[Start of section]
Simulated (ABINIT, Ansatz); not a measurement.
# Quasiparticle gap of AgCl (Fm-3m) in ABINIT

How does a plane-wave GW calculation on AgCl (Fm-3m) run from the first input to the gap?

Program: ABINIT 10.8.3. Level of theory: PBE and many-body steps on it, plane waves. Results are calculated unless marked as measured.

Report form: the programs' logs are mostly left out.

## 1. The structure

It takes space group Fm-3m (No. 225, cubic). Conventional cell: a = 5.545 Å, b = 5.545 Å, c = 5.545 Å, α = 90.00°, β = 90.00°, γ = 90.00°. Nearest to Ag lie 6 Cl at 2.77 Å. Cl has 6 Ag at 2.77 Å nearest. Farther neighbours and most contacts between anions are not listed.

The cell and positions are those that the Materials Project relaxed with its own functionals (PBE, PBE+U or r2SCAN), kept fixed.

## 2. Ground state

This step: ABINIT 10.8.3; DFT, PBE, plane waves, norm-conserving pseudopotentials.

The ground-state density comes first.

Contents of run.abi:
[End of section]

### ACTIVITY
Set down the whole of the material again, exactly.

### TASK RESPONSE
Simulated (ABINIT, Ansatz); not a measurement.
# Quasiparticle gap of AgCl (Fm-3m) in ABINIT

How does a plane-wave GW calculation on AgCl (Fm-3m) run from the first input to the gap?

Program: ABINIT 10.8.3. Level of theory: PBE and many-body steps on it, plane waves. Results are calculated unless marked as measured.

Report form: the programs' logs are mostly left out.

## 1. The structure

It takes space group Fm-3m (No. 225, cubic). Conventional cell: a = 5.545 Å, b = 5.545 Å, c = 5.545 Å, α = 90.00°, β = 90.00°, γ = 90.00°. Nearest to Ag lie 6 Cl at 2.77 Å. Cl has 6 Ag at 2.77 Å nearest. Farther neighbours and most contacts between anions are not listed.

The cell and positions are those that the Materials Project relaxed with its own functionals (PBE, PBE+U or r2SCAN), kept fixed.

## 2. Ground state

This step: ABINIT 10.8.3; DFT, PBE, plane waves, norm-conserving pseudopotentials.

The ground-state density comes first.

Contents of run.abi:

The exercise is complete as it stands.